→ DATA UNDER STUDY
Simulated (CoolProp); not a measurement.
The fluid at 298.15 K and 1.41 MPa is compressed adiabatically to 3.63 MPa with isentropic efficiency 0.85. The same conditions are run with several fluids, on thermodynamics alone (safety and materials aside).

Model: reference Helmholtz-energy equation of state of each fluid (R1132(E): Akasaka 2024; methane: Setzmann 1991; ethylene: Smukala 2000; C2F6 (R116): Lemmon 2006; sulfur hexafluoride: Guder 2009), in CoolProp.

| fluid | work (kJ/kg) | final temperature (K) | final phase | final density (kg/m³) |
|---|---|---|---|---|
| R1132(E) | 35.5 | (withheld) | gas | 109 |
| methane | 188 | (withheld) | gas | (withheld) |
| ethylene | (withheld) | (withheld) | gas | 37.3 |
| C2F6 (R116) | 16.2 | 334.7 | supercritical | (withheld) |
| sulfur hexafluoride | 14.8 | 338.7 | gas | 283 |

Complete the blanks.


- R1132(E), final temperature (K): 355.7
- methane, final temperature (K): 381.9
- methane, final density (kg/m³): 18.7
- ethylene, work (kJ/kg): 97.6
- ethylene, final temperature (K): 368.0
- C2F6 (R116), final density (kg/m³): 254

→ WORK TASK
Return each line of the records above exactly as it reads.

→ EXERCISE OUTPUT
Simulated (CoolProp); not a measurement.
The fluid at 298.15 K and 1.41 MPa is compressed adiabatically to 3.63 MPa with isentropic efficiency 0.85. The same conditions are run with several fluids, on thermodynamics alone (safety and materials aside).

Model: reference Helmholtz-energy equation of state of each fluid (R1132(E): Akasaka 2024; methane: Setzmann 1991; ethylene: Smukala 2000; C2F6 (R116): Lemmon 2006; sulfur hexafluoride: Guder 2009), in CoolProp.

| fluid | work (kJ/kg) | final temperature (K) | final phase | final density (kg/m³) |
|---|---|---|---|---|
| R1132(E) | 35.5 | (withheld) | gas | 109 |
| methane | 188 | (withheld) | gas | (withheld) |
| ethylene | (withheld) | (withheld) | gas | 37.3 |
| C2F6 (R116) | 16.2 | 334.7 | supercritical | (withheld) |
| sulfur hexafluoride | 14.8 | 338.7 | gas | 283 |

Complete the blanks.


- R1132(E), final temperature (K): 355.7
- methane, final temperature (K): 381.9
- methane, final density (kg/m³): 18.7
- ethylene, work (kJ/kg): 97.6
- ethylene, final temperature (K): 368.0
- C2F6 (R116), final density (kg/m³): 254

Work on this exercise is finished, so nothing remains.